*** GIVEN DATA ***
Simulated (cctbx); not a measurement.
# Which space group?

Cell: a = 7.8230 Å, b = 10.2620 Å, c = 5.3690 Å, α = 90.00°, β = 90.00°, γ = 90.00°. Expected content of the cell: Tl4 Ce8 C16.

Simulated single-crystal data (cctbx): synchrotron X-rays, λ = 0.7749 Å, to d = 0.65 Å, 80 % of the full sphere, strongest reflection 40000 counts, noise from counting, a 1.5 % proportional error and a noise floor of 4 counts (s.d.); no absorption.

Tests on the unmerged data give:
*** End of GIVEN DATA ***

§ WORK ORDER
Each line of the records above, from the first through the one containing "Simulated single-crystal data", is to be retyped exactly; no other line belongs.

§ TASK ANSWER
Simulated (cctbx); not a measurement.
# Which space group?

Cell: a = 7.8230 Å, b = 10.2620 Å, c = 5.3690 Å, α = 90.00°, β = 90.00°, γ = 90.00°. Expected content of the cell: Tl4 Ce8 C16.

Simulated single-crystal data (cctbx): synchrotron X-rays, λ = 0.7749 Å, to d = 0.65 Å, 80 % of the full sphere, strongest reflection 40000 counts, noise from counting, a 1.5 % proportional error and a noise floor of 4 counts (s.d.); no absorption.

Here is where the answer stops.